- [Work item]
Starting at the top of the records, output every line through the one that contains "9.32 | 15.30 |", keeping each exactly as it appears.

(Information shown begins)

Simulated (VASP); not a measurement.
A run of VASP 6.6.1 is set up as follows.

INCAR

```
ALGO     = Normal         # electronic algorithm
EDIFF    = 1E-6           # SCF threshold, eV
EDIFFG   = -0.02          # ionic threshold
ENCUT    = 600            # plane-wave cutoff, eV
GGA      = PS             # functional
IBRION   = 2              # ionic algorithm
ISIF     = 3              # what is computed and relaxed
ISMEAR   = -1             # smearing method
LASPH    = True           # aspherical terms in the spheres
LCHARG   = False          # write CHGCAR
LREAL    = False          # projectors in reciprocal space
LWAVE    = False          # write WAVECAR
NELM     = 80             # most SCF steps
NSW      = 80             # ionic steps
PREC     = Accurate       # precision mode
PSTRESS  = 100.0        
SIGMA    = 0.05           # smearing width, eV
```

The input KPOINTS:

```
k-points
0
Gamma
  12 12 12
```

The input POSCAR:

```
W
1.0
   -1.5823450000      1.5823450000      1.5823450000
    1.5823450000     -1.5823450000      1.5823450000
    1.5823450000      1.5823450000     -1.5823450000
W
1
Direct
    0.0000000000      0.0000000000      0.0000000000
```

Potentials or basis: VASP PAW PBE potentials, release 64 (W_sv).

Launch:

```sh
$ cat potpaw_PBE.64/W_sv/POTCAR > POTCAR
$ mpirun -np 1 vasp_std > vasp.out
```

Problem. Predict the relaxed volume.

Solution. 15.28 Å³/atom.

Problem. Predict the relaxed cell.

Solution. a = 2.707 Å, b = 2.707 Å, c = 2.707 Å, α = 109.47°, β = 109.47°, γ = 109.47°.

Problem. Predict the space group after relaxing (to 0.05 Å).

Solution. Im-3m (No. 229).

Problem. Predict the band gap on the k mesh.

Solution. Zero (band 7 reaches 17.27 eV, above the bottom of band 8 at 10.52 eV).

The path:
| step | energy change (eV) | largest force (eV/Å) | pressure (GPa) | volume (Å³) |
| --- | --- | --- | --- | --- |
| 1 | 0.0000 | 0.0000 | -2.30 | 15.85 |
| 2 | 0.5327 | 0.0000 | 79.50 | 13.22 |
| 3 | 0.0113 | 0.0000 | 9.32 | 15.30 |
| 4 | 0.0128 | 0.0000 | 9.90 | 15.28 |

(Information shown ends)

- [Response]
Simulated (VASP); not a measurement.
A run of VASP 6.6.1 is set up as follows.

INCAR

```
ALGO     = Normal         # electronic algorithm
EDIFF    = 1E-6           # SCF threshold, eV
EDIFFG   = -0.02          # ionic threshold
ENCUT    = 600            # plane-wave cutoff, eV
GGA      = PS             # functional
IBRION   = 2              # ionic algorithm
ISIF     = 3              # what is computed and relaxed
ISMEAR   = -1             # smearing method
LASPH    = True           # aspherical terms in the spheres
LCHARG   = False          # write CHGCAR
LREAL    = False          # projectors in reciprocal space
LWAVE    = False          # write WAVECAR
NELM     = 80             # most SCF steps
NSW      = 80             # ionic steps
PREC     = Accurate       # precision mode
PSTRESS  = 100.0        
SIGMA    = 0.05           # smearing width, eV
```

The input KPOINTS:

```
k-points
0
Gamma
  12 12 12
```

The input POSCAR:

```
W
1.0
   -1.5823450000      1.5823450000      1.5823450000
    1.5823450000     -1.5823450000      1.5823450000
    1.5823450000      1.5823450000     -1.5823450000
W
1
Direct
    0.0000000000      0.0000000000      0.0000000000
```

Potentials or basis: VASP PAW PBE potentials, release 64 (W_sv).

Launch:

```sh
$ cat potpaw_PBE.64/W_sv/POTCAR > POTCAR
$ mpirun -np 1 vasp_std > vasp.out
```

Problem. Predict the relaxed volume.

Solution. 15.28 Å³/atom.

Problem. Predict the relaxed cell.

Solution. a = 2.707 Å, b = 2.707 Å, c = 2.707 Å, α = 109.47°, β = 109.47°, γ = 109.47°.

Problem. Predict the space group after relaxing (to 0.05 Å).

Solution. Im-3m (No. 229).

Problem. Predict the band gap on the k mesh.

Solution. Zero (band 7 reaches 17.27 eV, above the bottom of band 8 at 10.52 eV).

The path:
| step | energy change (eV) | largest force (eV/Å) | pressure (GPa) | volume (Å³) |
| --- | --- | --- | --- | --- |
| 1 | 0.0000 | 0.0000 | -2.30 | 15.85 |
| 2 | 0.5327 | 0.0000 | 79.50 | 13.22 |
| 3 | 0.0113 | 0.0000 | 9.32 | 15.30 |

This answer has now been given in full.